=== Brief ===
So that the copy matches the original, retype each line of the material below exactly.

=== Provided material ===

──────────

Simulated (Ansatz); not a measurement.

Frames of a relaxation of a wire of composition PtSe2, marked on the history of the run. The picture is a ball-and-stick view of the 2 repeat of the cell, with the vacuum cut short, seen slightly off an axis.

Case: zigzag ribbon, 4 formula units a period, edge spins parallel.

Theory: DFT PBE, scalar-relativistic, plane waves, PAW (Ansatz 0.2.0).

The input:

──────────

=== Reply ===
Simulated (Ansatz); not a measurement.

Frames of a relaxation of a wire of composition PtSe2, marked on the history of the run. The picture is a ball-and-stick view of the 2 repeat of the cell, with the vacuum cut short, seen slightly off an axis.

Case: zigzag ribbon, 4 formula units a period, edge spins parallel.

Theory: DFT PBE, scalar-relativistic, plane waves, PAW (Ansatz 0.2.0).

The input:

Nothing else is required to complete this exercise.